■ Requirement ■
Your answer should be an exact copy of the lines from the start of the entries to the line containing "1.200 | 0.1 |", both included.

═══ Dataset extract ═══

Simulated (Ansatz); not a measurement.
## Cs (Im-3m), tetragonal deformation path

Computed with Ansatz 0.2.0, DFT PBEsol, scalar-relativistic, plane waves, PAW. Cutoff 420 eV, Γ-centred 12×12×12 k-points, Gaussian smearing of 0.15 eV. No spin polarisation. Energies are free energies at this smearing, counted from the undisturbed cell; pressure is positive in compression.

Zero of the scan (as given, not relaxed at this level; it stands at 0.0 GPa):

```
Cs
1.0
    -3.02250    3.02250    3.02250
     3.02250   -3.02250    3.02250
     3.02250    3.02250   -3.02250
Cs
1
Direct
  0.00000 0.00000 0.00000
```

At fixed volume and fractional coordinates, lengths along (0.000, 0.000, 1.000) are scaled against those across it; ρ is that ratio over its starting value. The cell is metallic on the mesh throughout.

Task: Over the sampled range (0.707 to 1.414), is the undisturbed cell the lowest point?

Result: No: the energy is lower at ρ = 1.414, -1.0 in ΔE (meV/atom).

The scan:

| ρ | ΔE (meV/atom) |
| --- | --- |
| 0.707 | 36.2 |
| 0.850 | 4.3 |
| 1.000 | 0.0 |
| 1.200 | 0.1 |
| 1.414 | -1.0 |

═══

■ Written solution ■
Simulated (Ansatz); not a measurement.
## Cs (Im-3m), tetragonal deformation path

Computed with Ansatz 0.2.0, DFT PBEsol, scalar-relativistic, plane waves, PAW. Cutoff 420 eV, Γ-centred 12×12×12 k-points, Gaussian smearing of 0.15 eV. No spin polarisation. Energies are free energies at this smearing, counted from the undisturbed cell; pressure is positive in compression.

Zero of the scan (as given, not relaxed at this level; it stands at 0.0 GPa):

```
Cs
1.0
    -3.02250    3.02250    3.02250
     3.02250   -3.02250    3.02250
     3.02250    3.02250   -3.02250
Cs
1
Direct
  0.00000 0.00000 0.00000
```

At fixed volume and fractional coordinates, lengths along (0.000, 0.000, 1.000) are scaled against those across it; ρ is that ratio over its starting value. The cell is metallic on the mesh throughout.

Task: Over the sampled range (0.707 to 1.414), is the undisturbed cell the lowest point?

Result: No: the energy is lower at ρ = 1.414, -1.0 in ΔE (meV/atom).

The scan:

| ρ | ΔE (meV/atom) |
| --- | --- |
| 0.707 | 36.2 |
| 0.850 | 4.3 |
| 1.000 | 0.0 |
| 1.200 | 0.1 |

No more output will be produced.